■ PROVIDED RECORDS ■
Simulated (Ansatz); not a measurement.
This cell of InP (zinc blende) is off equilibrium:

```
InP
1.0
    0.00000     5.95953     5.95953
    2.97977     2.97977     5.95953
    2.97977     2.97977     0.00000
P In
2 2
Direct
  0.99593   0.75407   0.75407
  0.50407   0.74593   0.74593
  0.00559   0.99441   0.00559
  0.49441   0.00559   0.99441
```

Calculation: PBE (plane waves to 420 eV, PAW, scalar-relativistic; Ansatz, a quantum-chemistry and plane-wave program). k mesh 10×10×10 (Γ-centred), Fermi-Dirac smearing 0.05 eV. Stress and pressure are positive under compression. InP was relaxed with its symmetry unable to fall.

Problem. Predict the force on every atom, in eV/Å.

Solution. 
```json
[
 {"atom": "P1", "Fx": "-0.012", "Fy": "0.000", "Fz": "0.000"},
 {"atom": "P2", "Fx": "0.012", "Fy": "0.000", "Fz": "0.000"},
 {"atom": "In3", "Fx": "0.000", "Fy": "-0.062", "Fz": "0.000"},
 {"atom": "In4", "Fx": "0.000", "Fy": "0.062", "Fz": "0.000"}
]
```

■ ASSIGNED TASK ■
Nothing should be returned except the lines from the first line of the data above through the line with "Calculation: PBE (plane", each one exact.

■ YOUR RESPONSE ■
Simulated (Ansatz); not a measurement.
This cell of InP (zinc blende) is off equilibrium:

```
InP
1.0
    0.00000     5.95953     5.95953
    2.97977     2.97977     5.95953
    2.97977     2.97977     0.00000
P In
2 2
Direct
  0.99593   0.75407   0.75407
  0.50407   0.74593   0.74593
  0.00559   0.99441   0.00559
  0.49441   0.00559   0.99441
```

Calculation: PBE (plane waves to 420 eV, PAW, scalar-relativistic; Ansatz, a quantum-chemistry and plane-wave program). k mesh 10×10×10 (Γ-centred), Fermi-Dirac smearing 0.05 eV. Stress and pressure are positive under compression. InP was relaxed with its symmetry unable to fall.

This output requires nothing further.